▶ **Given entries**
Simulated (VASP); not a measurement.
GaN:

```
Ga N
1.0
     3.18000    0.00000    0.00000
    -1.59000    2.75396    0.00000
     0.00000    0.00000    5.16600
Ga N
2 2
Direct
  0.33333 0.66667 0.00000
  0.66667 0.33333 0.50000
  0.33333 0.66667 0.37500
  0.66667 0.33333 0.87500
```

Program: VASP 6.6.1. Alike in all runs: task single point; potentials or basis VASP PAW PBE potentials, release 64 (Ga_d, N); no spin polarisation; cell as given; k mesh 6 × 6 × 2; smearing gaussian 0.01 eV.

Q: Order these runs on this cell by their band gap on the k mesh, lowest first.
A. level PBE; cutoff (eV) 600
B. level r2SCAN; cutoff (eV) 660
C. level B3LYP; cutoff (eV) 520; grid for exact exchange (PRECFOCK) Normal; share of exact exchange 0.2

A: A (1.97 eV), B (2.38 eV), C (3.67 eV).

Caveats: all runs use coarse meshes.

▶ **Assigned task**
Nothing but the lines from the top of the records down to the line with "A: A (1.97 eV), B (2.38 eV), C (3.67 eV)." belongs in the answer; repeat them exactly.

▶ **Answer space**
Simulated (VASP); not a measurement.
GaN:

```
Ga N
1.0
     3.18000    0.00000    0.00000
    -1.59000    2.75396    0.00000
     0.00000    0.00000    5.16600
Ga N
2 2
Direct
  0.33333 0.66667 0.00000
  0.66667 0.33333 0.50000
  0.33333 0.66667 0.37500
  0.66667 0.33333 0.87500
```

Program: VASP 6.6.1. Alike in all runs: task single point; potentials or basis VASP PAW PBE potentials, release 64 (Ga_d, N); no spin polarisation; cell as given; k mesh 6 × 6 × 2; smearing gaussian 0.01 eV.

Q: Order these runs on this cell by their band gap on the k mesh, lowest first.
A. level PBE; cutoff (eV) 600
B. level r2SCAN; cutoff (eV) 660
C. level B3LYP; cutoff (eV) 520; grid for exact exchange (PRECFOCK) Normal; share of exact exchange 0.2

A: A (1.97 eV), B (2.38 eV), C (3.67 eV).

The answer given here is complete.